------------------------------------------------------------
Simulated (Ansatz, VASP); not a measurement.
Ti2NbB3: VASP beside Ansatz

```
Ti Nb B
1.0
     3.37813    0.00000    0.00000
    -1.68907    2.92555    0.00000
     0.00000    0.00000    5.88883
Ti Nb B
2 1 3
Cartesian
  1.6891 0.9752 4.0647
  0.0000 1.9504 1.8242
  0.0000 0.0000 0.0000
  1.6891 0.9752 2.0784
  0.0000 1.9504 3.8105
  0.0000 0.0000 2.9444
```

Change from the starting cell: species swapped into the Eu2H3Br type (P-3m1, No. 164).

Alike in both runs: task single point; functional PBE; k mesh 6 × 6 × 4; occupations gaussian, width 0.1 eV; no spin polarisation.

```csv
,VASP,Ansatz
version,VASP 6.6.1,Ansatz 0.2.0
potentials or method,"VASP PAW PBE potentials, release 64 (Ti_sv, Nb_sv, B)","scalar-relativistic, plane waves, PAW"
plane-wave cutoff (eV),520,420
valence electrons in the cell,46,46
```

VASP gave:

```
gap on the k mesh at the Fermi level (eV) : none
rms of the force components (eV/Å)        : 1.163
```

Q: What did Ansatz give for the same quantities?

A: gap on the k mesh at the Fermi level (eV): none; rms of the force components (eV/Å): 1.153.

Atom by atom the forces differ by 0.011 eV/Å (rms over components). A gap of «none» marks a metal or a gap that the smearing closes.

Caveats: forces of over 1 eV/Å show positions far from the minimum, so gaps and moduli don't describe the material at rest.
------------------------------------------------------------

Retype the portion of the data above that starts on the line with "Change from the" and finishes on the line with "Atom by atom", including both of those lines.

_Task answer_.
Change from the starting cell: species swapped into the Eu2H3Br type (P-3m1, No. 164).

Alike in both runs: task single point; functional PBE; k mesh 6 × 6 × 4; occupations gaussian, width 0.1 eV; no spin polarisation.

```csv
,VASP,Ansatz
version,VASP 6.6.1,Ansatz 0.2.0
potentials or method,"VASP PAW PBE potentials, release 64 (Ti_sv, Nb_sv, B)","scalar-relativistic, plane waves, PAW"
plane-wave cutoff (eV),520,420
valence electrons in the cell,46,46
```

VASP gave:

```
gap on the k mesh at the Fermi level (eV) : none
rms of the force components (eV/Å)        : 1.163
```

Q: What did Ansatz give for the same quantities?

A: gap on the k mesh at the Fermi level (eV): none; rms of the force components (eV/Å): 1.153.

Atom by atom the forces differ by 0.011 eV/Å (rms over components). A gap of «none» marks a metal or a gap that the smearing closes.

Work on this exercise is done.